◆ **Provided records**
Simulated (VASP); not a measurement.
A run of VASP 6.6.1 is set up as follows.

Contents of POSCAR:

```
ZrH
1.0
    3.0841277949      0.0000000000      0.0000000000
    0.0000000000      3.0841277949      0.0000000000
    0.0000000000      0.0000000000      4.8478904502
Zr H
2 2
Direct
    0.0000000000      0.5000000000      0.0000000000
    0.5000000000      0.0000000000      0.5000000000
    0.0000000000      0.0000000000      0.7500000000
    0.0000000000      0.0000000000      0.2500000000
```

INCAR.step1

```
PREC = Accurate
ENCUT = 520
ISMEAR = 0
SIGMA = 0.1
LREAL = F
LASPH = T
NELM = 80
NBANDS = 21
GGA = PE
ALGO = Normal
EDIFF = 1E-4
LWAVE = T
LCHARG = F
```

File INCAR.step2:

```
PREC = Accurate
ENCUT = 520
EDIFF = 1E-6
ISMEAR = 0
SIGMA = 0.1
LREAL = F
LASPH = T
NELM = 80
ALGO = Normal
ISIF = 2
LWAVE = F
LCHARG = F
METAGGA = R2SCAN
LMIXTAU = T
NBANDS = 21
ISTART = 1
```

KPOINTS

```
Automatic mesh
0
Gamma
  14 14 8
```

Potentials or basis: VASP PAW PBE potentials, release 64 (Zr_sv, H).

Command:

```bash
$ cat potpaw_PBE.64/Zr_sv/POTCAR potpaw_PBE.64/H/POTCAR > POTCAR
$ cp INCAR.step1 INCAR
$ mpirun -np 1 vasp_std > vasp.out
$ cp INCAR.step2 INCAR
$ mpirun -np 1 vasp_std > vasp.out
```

◆ **Exercise**
Could you return the complete listing, word for word?

◆ **Exercise solution**
Simulated (VASP); not a measurement.
A run of VASP 6.6.1 is set up as follows.

Contents of POSCAR:

```
ZrH
1.0
    3.0841277949      0.0000000000      0.0000000000
    0.0000000000      3.0841277949      0.0000000000
    0.0000000000      0.0000000000      4.8478904502
Zr H
2 2
Direct
    0.0000000000      0.5000000000      0.0000000000
    0.5000000000      0.0000000000      0.5000000000
    0.0000000000      0.0000000000      0.7500000000
    0.0000000000      0.0000000000      0.2500000000
```

INCAR.step1

```
PREC = Accurate
ENCUT = 520
ISMEAR = 0
SIGMA = 0.1
LREAL = F
LASPH = T
NELM = 80
NBANDS = 21
GGA = PE
ALGO = Normal
EDIFF = 1E-4
LWAVE = T
LCHARG = F
```

File INCAR.step2:

```
PREC = Accurate
ENCUT = 520
EDIFF = 1E-6
ISMEAR = 0
SIGMA = 0.1
LREAL = F
LASPH = T
NELM = 80
ALGO = Normal
ISIF = 2
LWAVE = F
LCHARG = F
METAGGA = R2SCAN
LMIXTAU = T
NBANDS = 21
ISTART = 1
```

KPOINTS

```
Automatic mesh
0
Gamma
  14 14 8
```

Potentials or basis: VASP PAW PBE potentials, release 64 (Zr_sv, H).

Command:

```bash
$ cat potpaw_PBE.64/Zr_sv/POTCAR potpaw_PBE.64/H/POTCAR > POTCAR
$ cp INCAR.step1 INCAR
$ mpirun -np 1 vasp_std > vasp.out
$ cp INCAR.step2 INCAR
$ mpirun -np 1 vasp_std > vasp.out
```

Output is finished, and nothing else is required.